> Work task
Within the data that follows, set down exactly the lines from the one containing "6.73 | +0.020 |" through the one containing "-0.42 | -0.015 |", both ends included.

> Supplied records
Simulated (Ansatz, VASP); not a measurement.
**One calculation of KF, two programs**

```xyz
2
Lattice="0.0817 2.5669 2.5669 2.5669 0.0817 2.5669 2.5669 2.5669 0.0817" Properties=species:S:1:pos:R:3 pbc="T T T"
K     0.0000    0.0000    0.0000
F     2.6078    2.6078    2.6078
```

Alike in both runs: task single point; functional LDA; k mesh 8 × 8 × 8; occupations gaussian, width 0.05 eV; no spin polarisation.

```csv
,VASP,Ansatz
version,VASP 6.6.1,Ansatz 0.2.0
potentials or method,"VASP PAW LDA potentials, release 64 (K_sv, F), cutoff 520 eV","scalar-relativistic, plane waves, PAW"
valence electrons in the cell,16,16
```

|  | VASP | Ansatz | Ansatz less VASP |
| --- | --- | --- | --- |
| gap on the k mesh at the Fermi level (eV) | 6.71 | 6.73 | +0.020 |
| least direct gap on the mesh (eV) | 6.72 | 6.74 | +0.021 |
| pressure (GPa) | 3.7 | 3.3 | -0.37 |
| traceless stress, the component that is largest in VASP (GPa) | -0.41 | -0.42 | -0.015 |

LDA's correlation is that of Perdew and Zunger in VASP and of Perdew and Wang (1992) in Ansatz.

> Written reply
| gap on the k mesh at the Fermi level (eV) | 6.71 | 6.73 | +0.020 |
| least direct gap on the mesh (eV) | 6.72 | 6.74 | +0.021 |
| pressure (GPa) | 3.7 | 3.3 | -0.37 |
| traceless stress, the component that is largest in VASP (GPa) | -0.41 | -0.42 | -0.015 |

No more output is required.